■ **Brief**
Return the entire listing, word for word.

(Source information Opens)
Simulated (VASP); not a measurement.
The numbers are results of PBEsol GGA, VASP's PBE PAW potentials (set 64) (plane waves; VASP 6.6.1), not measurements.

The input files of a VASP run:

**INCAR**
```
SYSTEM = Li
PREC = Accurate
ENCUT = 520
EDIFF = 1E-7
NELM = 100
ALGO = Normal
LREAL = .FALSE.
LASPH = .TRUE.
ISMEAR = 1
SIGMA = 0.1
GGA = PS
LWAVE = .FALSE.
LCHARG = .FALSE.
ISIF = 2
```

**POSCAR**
(Source information Closes)

■ **Answer section**
Simulated (VASP); not a measurement.
The numbers are results of PBEsol GGA, VASP's PBE PAW potentials (set 64) (plane waves; VASP 6.6.1), not measurements.

The input files of a VASP run:

**INCAR**
```
SYSTEM = Li
PREC = Accurate
ENCUT = 520
EDIFF = 1E-7
NELM = 100
ALGO = Normal
LREAL = .FALSE.
LASPH = .TRUE.
ISMEAR = 1
SIGMA = 0.1
GGA = PS
LWAVE = .FALSE.
LCHARG = .FALSE.
ISIF = 2
```

**POSCAR**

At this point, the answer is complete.